**DATASET ENTRIES:**
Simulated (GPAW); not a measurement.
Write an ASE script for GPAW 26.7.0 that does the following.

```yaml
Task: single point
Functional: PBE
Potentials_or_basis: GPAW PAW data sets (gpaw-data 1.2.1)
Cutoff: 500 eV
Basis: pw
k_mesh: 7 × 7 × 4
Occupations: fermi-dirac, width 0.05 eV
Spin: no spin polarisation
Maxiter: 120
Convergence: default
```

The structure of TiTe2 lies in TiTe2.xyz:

**ASSIGNED TASK:** Set every line of the data down again, word for word.

**TASK RESPONSE:**
Simulated (GPAW); not a measurement.
Write an ASE script for GPAW 26.7.0 that does the following.

```yaml
Task: single point
Functional: PBE
Potentials_or_basis: GPAW PAW data sets (gpaw-data 1.2.1)
Cutoff: 500 eV
Basis: pw
k_mesh: 7 × 7 × 4
Occupations: fermi-dirac, width 0.05 eV
Spin: no spin polarisation
Maxiter: 120
Convergence: default
```

The structure of TiTe2 lies in TiTe2.xyz:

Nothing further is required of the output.